DATA SECTION:
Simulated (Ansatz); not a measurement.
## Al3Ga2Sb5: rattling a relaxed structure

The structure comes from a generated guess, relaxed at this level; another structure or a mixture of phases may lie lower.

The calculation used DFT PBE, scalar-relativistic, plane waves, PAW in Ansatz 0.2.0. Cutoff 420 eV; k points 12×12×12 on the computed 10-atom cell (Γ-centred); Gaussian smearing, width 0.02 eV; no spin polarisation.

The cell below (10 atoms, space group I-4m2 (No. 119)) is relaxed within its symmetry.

BRIEF: An exact written copy of every entry is the required answer.

EXERCISE OUTPUT:
Simulated (Ansatz); not a measurement.
## Al3Ga2Sb5: rattling a relaxed structure

The structure comes from a generated guess, relaxed at this level; another structure or a mixture of phases may lie lower.

The calculation used DFT PBE, scalar-relativistic, plane waves, PAW in Ansatz 0.2.0. Cutoff 420 eV; k points 12×12×12 on the computed 10-atom cell (Γ-centred); Gaussian smearing, width 0.02 eV; no spin polarisation.

The cell below (10 atoms, space group I-4m2 (No. 119)) is relaxed within its symmetry.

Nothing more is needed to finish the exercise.